WORK ITEM
Up to and including the line with "Task: How long", output the records exactly as they appear.

DATA EXTRACTS
****************************************
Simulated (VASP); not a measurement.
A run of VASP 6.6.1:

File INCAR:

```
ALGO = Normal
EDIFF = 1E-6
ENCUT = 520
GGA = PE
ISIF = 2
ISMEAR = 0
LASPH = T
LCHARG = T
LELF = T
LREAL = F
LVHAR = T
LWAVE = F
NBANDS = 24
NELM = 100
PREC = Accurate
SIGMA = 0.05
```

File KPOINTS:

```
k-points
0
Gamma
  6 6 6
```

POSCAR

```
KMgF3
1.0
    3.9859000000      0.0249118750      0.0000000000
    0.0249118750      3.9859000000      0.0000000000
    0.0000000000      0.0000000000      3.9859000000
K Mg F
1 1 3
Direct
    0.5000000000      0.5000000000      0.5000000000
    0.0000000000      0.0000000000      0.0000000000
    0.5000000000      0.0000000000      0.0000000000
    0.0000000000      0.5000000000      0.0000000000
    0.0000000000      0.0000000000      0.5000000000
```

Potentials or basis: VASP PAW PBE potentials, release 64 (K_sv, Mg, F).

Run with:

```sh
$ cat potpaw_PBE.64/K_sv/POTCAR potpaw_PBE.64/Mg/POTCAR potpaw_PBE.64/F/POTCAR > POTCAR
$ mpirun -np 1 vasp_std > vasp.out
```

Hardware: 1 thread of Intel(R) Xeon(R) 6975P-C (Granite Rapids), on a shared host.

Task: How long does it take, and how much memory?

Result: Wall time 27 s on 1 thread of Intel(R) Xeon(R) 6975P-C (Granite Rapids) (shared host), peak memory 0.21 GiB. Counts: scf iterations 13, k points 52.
****************************************

ANSWER AREA
Simulated (VASP); not a measurement.
A run of VASP 6.6.1:

File INCAR:

```
ALGO = Normal
EDIFF = 1E-6
ENCUT = 520
GGA = PE
ISIF = 2
ISMEAR = 0
LASPH = T
LCHARG = T
LELF = T
LREAL = F
LVHAR = T
LWAVE = F
NBANDS = 24
NELM = 100
PREC = Accurate
SIGMA = 0.05
```

File KPOINTS:

```
k-points
0
Gamma
  6 6 6
```

POSCAR

```
KMgF3
1.0
    3.9859000000      0.0249118750      0.0000000000
    0.0249118750      3.9859000000      0.0000000000
    0.0000000000      0.0000000000      3.9859000000
K Mg F
1 1 3
Direct
    0.5000000000      0.5000000000      0.5000000000
    0.0000000000      0.0000000000      0.0000000000
    0.5000000000      0.0000000000      0.0000000000
    0.0000000000      0.5000000000      0.0000000000
    0.0000000000      0.0000000000      0.5000000000
```

Potentials or basis: VASP PAW PBE potentials, release 64 (K_sv, Mg, F).

Run with:

```sh
$ cat potpaw_PBE.64/K_sv/POTCAR potpaw_PBE.64/Mg/POTCAR potpaw_PBE.64/F/POTCAR > POTCAR
$ mpirun -np 1 vasp_std > vasp.out
```

Hardware: 1 thread of Intel(R) Xeon(R) 6975P-C (Granite Rapids), on a shared host.

Task: How long does it take, and how much memory?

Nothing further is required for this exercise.